> **BRIEF**: When you output the entries, begin with the first line and end with the line containing "180.0 | 180.0 | 180.0 | 180.0 |", keeping each line exactly as it is.

> **RECORD EXTRACTS**:
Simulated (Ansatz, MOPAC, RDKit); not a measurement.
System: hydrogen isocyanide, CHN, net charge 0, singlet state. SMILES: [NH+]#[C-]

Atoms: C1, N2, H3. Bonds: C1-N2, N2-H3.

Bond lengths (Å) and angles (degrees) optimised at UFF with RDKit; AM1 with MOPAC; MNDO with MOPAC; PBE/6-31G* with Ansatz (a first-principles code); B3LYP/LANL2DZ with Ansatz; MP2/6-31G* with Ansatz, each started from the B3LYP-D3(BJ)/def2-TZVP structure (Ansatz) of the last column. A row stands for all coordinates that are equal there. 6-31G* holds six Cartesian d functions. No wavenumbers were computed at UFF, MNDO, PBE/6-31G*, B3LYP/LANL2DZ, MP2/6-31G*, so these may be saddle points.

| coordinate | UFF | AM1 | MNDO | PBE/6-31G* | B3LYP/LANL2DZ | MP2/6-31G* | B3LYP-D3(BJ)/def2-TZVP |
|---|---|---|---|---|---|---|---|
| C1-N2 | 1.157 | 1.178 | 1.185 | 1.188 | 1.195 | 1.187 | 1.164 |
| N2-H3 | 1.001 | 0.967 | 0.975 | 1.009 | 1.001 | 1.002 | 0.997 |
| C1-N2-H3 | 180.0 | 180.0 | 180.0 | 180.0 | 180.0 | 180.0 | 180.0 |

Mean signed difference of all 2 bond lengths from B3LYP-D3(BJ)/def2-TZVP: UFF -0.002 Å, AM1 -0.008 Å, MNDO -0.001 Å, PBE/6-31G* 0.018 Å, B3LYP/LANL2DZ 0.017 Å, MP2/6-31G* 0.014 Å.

> **RESULT**:
Simulated (Ansatz, MOPAC, RDKit); not a measurement.
System: hydrogen isocyanide, CHN, net charge 0, singlet state. SMILES: [NH+]#[C-]

Atoms: C1, N2, H3. Bonds: C1-N2, N2-H3.

Bond lengths (Å) and angles (degrees) optimised at UFF with RDKit; AM1 with MOPAC; MNDO with MOPAC; PBE/6-31G* with Ansatz (a first-principles code); B3LYP/LANL2DZ with Ansatz; MP2/6-31G* with Ansatz, each started from the B3LYP-D3(BJ)/def2-TZVP structure (Ansatz) of the last column. A row stands for all coordinates that are equal there. 6-31G* holds six Cartesian d functions. No wavenumbers were computed at UFF, MNDO, PBE/6-31G*, B3LYP/LANL2DZ, MP2/6-31G*, so these may be saddle points.

| coordinate | UFF | AM1 | MNDO | PBE/6-31G* | B3LYP/LANL2DZ | MP2/6-31G* | B3LYP-D3(BJ)/def2-TZVP |
|---|---|---|---|---|---|---|---|
| C1-N2 | 1.157 | 1.178 | 1.185 | 1.188 | 1.195 | 1.187 | 1.164 |
| N2-H3 | 1.001 | 0.967 | 0.975 | 1.009 | 1.001 | 1.002 | 0.997 |
| C1-N2-H3 | 180.0 | 180.0 | 180.0 | 180.0 | 180.0 | 180.0 | 180.0 |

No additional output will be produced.